◆ Dataset excerpts
::::::::::

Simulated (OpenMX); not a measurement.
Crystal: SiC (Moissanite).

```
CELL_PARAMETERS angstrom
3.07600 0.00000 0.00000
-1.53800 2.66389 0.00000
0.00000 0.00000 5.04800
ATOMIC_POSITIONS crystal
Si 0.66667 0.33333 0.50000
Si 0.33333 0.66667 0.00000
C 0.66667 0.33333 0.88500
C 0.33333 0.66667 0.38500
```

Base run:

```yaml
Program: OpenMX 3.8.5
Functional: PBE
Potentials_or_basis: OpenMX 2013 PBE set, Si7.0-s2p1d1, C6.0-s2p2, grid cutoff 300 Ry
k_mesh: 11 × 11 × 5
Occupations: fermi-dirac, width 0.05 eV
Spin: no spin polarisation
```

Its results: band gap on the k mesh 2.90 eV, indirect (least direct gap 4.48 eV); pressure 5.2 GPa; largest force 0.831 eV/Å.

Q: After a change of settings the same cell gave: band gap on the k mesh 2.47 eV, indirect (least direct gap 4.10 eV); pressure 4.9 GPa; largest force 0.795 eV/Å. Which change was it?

::::::::::

◆ Required action
Copy out the entire listing exactly.

◆ Task output
Simulated (OpenMX); not a measurement.
Crystal: SiC (Moissanite).

```
CELL_PARAMETERS angstrom
3.07600 0.00000 0.00000
-1.53800 2.66389 0.00000
0.00000 0.00000 5.04800
ATOMIC_POSITIONS crystal
Si 0.66667 0.33333 0.50000
Si 0.33333 0.66667 0.00000
C 0.66667 0.33333 0.88500
C 0.33333 0.66667 0.38500
```

Base run:

```yaml
Program: OpenMX 3.8.5
Functional: PBE
Potentials_or_basis: OpenMX 2013 PBE set, Si7.0-s2p1d1, C6.0-s2p2, grid cutoff 300 Ry
k_mesh: 11 × 11 × 5
Occupations: fermi-dirac, width 0.05 eV
Spin: no spin polarisation
```

Its results: band gap on the k mesh 2.90 eV, indirect (least direct gap 4.48 eV); pressure 5.2 GPa; largest force 0.831 eV/Å.

Q: After a change of settings the same cell gave: band gap on the k mesh 2.47 eV, indirect (least direct gap 4.10 eV); pressure 4.9 GPa; largest force 0.795 eV/Å. Which change was it?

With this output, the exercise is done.